> _ACTION ITEM_
What is needed here is every record, retyped without any change.

(EXCERPTED DATA)

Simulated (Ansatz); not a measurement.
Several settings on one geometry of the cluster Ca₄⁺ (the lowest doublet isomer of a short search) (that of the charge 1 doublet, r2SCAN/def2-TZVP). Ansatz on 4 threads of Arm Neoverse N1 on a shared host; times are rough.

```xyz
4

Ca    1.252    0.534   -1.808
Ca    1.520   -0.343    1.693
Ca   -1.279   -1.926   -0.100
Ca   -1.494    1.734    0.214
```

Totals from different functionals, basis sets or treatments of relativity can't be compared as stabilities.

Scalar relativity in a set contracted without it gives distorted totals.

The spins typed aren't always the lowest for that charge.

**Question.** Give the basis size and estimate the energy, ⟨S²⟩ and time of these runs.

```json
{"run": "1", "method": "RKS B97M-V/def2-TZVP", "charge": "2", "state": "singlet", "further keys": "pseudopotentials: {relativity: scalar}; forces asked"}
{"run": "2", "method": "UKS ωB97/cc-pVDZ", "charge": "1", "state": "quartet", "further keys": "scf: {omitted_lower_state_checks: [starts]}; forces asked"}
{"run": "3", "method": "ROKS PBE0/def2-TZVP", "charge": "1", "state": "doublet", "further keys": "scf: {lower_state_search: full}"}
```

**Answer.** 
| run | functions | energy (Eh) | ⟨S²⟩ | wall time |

(End EXCERPTED DATA)

> _YOUR SOLUTION_
Simulated (Ansatz); not a measurement.
Several settings on one geometry of the cluster Ca₄⁺ (the lowest doublet isomer of a short search) (that of the charge 1 doublet, r2SCAN/def2-TZVP). Ansatz on 4 threads of Arm Neoverse N1 on a shared host; times are rough.

```xyz
4

Ca    1.252    0.534   -1.808
Ca    1.520   -0.343    1.693
Ca   -1.279   -1.926   -0.100
Ca   -1.494    1.734    0.214
```

Totals from different functionals, basis sets or treatments of relativity can't be compared as stabilities.

Scalar relativity in a set contracted without it gives distorted totals.

The spins typed aren't always the lowest for that charge.

**Question.** Give the basis size and estimate the energy, ⟨S²⟩ and time of these runs.

```json
{"run": "1", "method": "RKS B97M-V/def2-TZVP", "charge": "2", "state": "singlet", "further keys": "pseudopotentials: {relativity: scalar}; forces asked"}
{"run": "2", "method": "UKS ωB97/cc-pVDZ", "charge": "1", "state": "quartet", "further keys": "scf: {omitted_lower_state_checks: [starts]}; forces asked"}
{"run": "3", "method": "ROKS PBE0/def2-TZVP", "charge": "1", "state": "doublet", "further keys": "scf: {lower_state_search: full}"}
```

**Answer.** 
| run | functions | energy (Eh) | ⟨S²⟩ | wall time |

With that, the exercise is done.